# [Assigned task]
Reproduce each line from the first in the data through the line that contains "# Valence-band splitting" exactly; give nothing else.

# [Data extracts]
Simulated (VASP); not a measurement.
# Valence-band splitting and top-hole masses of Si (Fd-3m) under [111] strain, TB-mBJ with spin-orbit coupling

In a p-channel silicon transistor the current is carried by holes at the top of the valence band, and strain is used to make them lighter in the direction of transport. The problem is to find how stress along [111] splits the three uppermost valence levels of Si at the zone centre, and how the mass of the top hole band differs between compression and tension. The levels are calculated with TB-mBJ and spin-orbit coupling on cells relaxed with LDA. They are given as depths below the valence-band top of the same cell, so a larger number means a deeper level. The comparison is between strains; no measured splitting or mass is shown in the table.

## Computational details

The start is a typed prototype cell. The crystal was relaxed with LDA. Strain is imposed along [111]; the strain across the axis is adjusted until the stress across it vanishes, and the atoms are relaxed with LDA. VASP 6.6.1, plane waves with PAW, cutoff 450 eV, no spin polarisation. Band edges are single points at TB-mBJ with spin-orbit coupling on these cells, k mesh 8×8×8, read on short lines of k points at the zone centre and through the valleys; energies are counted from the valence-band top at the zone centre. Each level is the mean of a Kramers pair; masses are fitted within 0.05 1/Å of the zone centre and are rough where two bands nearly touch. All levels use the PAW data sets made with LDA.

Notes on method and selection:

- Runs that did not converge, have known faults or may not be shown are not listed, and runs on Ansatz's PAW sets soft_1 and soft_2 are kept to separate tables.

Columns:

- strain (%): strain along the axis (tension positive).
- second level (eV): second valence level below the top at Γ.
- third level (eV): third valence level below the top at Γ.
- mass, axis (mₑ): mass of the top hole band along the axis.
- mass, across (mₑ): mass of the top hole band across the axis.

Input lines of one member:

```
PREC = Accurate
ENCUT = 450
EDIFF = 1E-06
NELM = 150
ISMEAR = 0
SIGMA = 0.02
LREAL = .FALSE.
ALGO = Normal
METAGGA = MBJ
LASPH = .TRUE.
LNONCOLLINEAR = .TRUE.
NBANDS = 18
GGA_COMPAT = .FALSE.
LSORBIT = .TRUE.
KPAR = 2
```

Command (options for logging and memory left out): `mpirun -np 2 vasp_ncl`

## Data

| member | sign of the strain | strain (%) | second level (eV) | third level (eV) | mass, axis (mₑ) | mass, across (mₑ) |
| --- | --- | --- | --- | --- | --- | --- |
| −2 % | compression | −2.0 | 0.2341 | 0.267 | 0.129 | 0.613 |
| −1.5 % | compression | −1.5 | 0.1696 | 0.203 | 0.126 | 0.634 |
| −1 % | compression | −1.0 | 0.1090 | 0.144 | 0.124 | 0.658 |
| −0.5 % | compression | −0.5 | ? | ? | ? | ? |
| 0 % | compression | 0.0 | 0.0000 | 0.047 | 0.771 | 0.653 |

# [Response area]
Simulated (VASP); not a measurement.
# Valence-band splitting and top-hole masses of Si (Fd-3m) under [111] strain, TB-mBJ with spin-orbit coupling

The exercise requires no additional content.